EXCERPTED DATA —
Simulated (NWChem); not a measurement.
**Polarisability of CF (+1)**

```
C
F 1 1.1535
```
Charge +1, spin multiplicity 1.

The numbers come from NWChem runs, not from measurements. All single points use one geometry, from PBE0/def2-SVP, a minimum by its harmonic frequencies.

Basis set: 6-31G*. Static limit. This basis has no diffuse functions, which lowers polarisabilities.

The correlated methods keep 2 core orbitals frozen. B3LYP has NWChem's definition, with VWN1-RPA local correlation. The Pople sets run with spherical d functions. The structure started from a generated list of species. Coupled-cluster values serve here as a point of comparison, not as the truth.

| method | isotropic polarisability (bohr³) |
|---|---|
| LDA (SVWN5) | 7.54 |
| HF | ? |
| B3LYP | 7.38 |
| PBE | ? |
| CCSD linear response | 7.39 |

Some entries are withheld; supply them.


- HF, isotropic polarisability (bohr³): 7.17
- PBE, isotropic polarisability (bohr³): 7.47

ASSIGNMENT — Reproduce the material above exactly, beginning at its first line and ending with the line that holds "- HF, isotropic polarisability (bohr³): 7.17". Include nothing else.

TASK OUTPUT —
Simulated (NWChem); not a measurement.
**Polarisability of CF (+1)**

```
C
F 1 1.1535
```
Charge +1, spin multiplicity 1.

The numbers come from NWChem runs, not from measurements. All single points use one geometry, from PBE0/def2-SVP, a minimum by its harmonic frequencies.

Basis set: 6-31G*. Static limit. This basis has no diffuse functions, which lowers polarisabilities.

The correlated methods keep 2 core orbitals frozen. B3LYP has NWChem's definition, with VWN1-RPA local correlation. The Pople sets run with spherical d functions. The structure started from a generated list of species. Coupled-cluster values serve here as a point of comparison, not as the truth.

| method | isotropic polarisability (bohr³) |
|---|---|
| LDA (SVWN5) | 7.54 |
| HF | ? |
| B3LYP | 7.38 |
| PBE | ? |
| CCSD linear response | 7.39 |

Some entries are withheld; supply them.


- HF, isotropic polarisability (bohr³): 7.17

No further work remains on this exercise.